▸ ACTION ITEM:
Write out the whole listing without a single alteration.

▸ RECORDED DATA:
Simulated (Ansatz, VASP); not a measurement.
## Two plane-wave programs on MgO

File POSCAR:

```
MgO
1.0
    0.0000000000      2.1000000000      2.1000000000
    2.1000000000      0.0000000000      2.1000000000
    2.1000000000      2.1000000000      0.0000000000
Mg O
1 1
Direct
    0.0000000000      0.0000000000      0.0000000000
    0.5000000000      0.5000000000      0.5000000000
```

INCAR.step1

▸ PROBLEM SOLUTION:
Simulated (Ansatz, VASP); not a measurement.
## Two plane-wave programs on MgO

File POSCAR:

```
MgO
1.0
    0.0000000000      2.1000000000      2.1000000000
    2.1000000000      0.0000000000      2.1000000000
    2.1000000000      2.1000000000      0.0000000000
Mg O
1 1
Direct
    0.0000000000      0.0000000000      0.0000000000
    0.5000000000      0.5000000000      0.5000000000
```

INCAR.step1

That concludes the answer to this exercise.